Listed entries:
_ _ _ _ _ _ _

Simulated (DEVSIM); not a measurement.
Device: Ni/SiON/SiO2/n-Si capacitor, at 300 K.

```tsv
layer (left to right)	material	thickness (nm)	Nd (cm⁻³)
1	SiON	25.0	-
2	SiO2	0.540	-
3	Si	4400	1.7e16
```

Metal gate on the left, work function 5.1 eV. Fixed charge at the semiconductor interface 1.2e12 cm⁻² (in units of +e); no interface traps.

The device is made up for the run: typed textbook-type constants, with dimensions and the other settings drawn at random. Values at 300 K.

_ _ _ _ _ _ _

Requirement:
Reply with the complete data above, every character as it stands.

Worked solution:
Simulated (DEVSIM); not a measurement.
Device: Ni/SiON/SiO2/n-Si capacitor, at 300 K.

```tsv
layer (left to right)	material	thickness (nm)	Nd (cm⁻³)
1	SiON	25.0	-
2	SiO2	0.540	-
3	Si	4400	1.7e16
```

Metal gate on the left, work function 5.1 eV. Fixed charge at the semiconductor interface 1.2e12 cm⁻² (in units of +e); no interface traps.

The device is made up for the run: typed textbook-type constants, with dimensions and the other settings drawn at random. Values at 300 K.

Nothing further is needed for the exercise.